> [Work task]
Give again, unaltered, the lines of the listing below that run from the line having "Pt⁴⁺. The calculation" through the line having "At 4.40 keV, β".

> [Data supplied]
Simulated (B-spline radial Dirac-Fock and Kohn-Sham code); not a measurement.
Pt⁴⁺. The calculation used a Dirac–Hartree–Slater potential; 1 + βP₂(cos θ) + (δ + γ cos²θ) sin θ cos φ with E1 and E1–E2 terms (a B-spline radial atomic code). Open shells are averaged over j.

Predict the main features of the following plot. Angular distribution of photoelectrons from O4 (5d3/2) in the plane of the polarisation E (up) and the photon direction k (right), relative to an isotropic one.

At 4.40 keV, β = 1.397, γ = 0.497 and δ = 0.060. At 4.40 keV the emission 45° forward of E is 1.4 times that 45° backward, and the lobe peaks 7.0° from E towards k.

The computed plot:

> [Written reply]
Pt⁴⁺. The calculation used a Dirac–Hartree–Slater potential; 1 + βP₂(cos θ) + (δ + γ cos²θ) sin θ cos φ with E1 and E1–E2 terms (a B-spline radial atomic code). Open shells are averaged over j.

Predict the main features of the following plot. Angular distribution of photoelectrons from O4 (5d3/2) in the plane of the polarisation E (up) and the photon direction k (right), relative to an isotropic one.

At 4.40 keV, β = 1.397, γ = 0.497 and δ = 0.060. At 4.40 keV the emission 45° forward of E is 1.4 times that 45° backward, and the lobe peaks 7.0° from E towards k.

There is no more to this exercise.